- _Excerpted records_:
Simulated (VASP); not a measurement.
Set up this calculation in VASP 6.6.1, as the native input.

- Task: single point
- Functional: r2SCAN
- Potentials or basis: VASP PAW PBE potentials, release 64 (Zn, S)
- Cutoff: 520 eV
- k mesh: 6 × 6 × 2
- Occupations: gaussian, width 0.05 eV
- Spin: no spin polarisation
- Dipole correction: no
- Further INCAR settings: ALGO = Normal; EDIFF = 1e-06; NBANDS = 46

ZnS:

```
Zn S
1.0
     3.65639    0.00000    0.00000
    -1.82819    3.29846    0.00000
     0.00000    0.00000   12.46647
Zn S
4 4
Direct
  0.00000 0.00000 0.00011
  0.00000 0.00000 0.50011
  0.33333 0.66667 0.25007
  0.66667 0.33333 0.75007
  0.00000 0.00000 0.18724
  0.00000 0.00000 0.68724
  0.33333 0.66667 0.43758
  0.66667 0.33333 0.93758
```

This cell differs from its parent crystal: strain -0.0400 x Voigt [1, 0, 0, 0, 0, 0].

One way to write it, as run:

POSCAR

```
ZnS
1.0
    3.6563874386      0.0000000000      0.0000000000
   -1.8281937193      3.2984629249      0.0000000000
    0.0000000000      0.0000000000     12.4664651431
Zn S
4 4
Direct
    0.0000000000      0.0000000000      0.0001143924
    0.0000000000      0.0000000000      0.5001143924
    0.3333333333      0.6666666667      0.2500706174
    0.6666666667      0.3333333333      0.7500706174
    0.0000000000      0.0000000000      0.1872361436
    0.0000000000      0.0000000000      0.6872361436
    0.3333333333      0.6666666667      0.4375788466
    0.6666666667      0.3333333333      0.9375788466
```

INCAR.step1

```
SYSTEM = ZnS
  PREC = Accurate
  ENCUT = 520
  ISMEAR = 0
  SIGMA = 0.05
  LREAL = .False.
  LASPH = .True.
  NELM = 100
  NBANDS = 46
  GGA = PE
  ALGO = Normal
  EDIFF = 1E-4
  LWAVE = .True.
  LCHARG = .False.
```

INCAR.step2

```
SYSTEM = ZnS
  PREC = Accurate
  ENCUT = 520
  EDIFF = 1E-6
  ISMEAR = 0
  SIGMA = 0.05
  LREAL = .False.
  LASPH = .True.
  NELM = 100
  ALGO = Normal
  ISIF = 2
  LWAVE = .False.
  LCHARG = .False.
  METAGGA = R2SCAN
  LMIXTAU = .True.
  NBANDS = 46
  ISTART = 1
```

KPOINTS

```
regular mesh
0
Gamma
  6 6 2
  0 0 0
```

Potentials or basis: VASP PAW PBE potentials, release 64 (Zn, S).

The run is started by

- _Brief_: Only the lines above from the one with "This cell differs" through the one with "64 (Zn, S)." should be duplicated, character for character.

- _Task answer_:
This cell differs from its parent crystal: strain -0.0400 x Voigt [1, 0, 0, 0, 0, 0].

One way to write it, as run:

POSCAR

```
ZnS
1.0
    3.6563874386      0.0000000000      0.0000000000
   -1.8281937193      3.2984629249      0.0000000000
    0.0000000000      0.0000000000     12.4664651431
Zn S
4 4
Direct
    0.0000000000      0.0000000000      0.0001143924
    0.0000000000      0.0000000000      0.5001143924
    0.3333333333      0.6666666667      0.2500706174
    0.6666666667      0.3333333333      0.7500706174
    0.0000000000      0.0000000000      0.1872361436
    0.0000000000      0.0000000000      0.6872361436
    0.3333333333      0.6666666667      0.4375788466
    0.6666666667      0.3333333333      0.9375788466
```

INCAR.step1

```
SYSTEM = ZnS
  PREC = Accurate
  ENCUT = 520
  ISMEAR = 0
  SIGMA = 0.05
  LREAL = .False.
  LASPH = .True.
  NELM = 100
  NBANDS = 46
  GGA = PE
  ALGO = Normal
  EDIFF = 1E-4
  LWAVE = .True.
  LCHARG = .False.
```

INCAR.step2

```
SYSTEM = ZnS
  PREC = Accurate
  ENCUT = 520
  EDIFF = 1E-6
  ISMEAR = 0
  SIGMA = 0.05
  LREAL = .False.
  LASPH = .True.
  NELM = 100
  ALGO = Normal
  ISIF = 2
  LWAVE = .False.
  LCHARG = .False.
  METAGGA = R2SCAN
  LMIXTAU = .True.
  NBANDS = 46
  ISTART = 1
```

KPOINTS

```
regular mesh
0
Gamma
  6 6 2
  0 0 0
```

Potentials or basis: VASP PAW PBE potentials, release 64 (Zn, S).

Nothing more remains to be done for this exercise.